» **Assignment**
The answer must consist of every record, printed exactly as it stands.

***** Given information

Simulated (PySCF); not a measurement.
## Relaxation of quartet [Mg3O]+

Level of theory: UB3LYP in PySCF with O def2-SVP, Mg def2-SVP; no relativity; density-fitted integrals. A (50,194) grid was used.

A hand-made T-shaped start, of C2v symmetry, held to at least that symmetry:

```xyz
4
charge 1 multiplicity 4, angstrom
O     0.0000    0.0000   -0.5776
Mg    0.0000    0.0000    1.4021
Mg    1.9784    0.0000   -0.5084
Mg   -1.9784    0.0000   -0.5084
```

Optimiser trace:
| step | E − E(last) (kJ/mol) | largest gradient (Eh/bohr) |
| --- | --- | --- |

**********

» **Exercise response**
Simulated (PySCF); not a measurement.
## Relaxation of quartet [Mg3O]+

Level of theory: UB3LYP in PySCF with O def2-SVP, Mg def2-SVP; no relativity; density-fitted integrals. A (50,194) grid was used.

A hand-made T-shaped start, of C2v symmetry, held to at least that symmetry:

```xyz
4
charge 1 multiplicity 4, angstrom
O     0.0000    0.0000   -0.5776
Mg    0.0000    0.0000    1.4021
Mg    1.9784    0.0000   -0.5084
Mg   -1.9784    0.0000   -0.5084
```

Optimiser trace:
| step | E − E(last) (kJ/mol) | largest gradient (Eh/bohr) |
| --- | --- | --- |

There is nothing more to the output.